WORK REQUEST
Copy out all of the data below exactly, so that no word differs from the original.

**** DATA EXCERPTS
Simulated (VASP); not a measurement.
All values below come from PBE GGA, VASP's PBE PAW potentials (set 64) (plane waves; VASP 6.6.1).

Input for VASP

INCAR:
********

RESPONSE AREA
Simulated (VASP); not a measurement.
All values below come from PBE GGA, VASP's PBE PAW potentials (set 64) (plane waves; VASP 6.6.1).

Input for VASP

INCAR:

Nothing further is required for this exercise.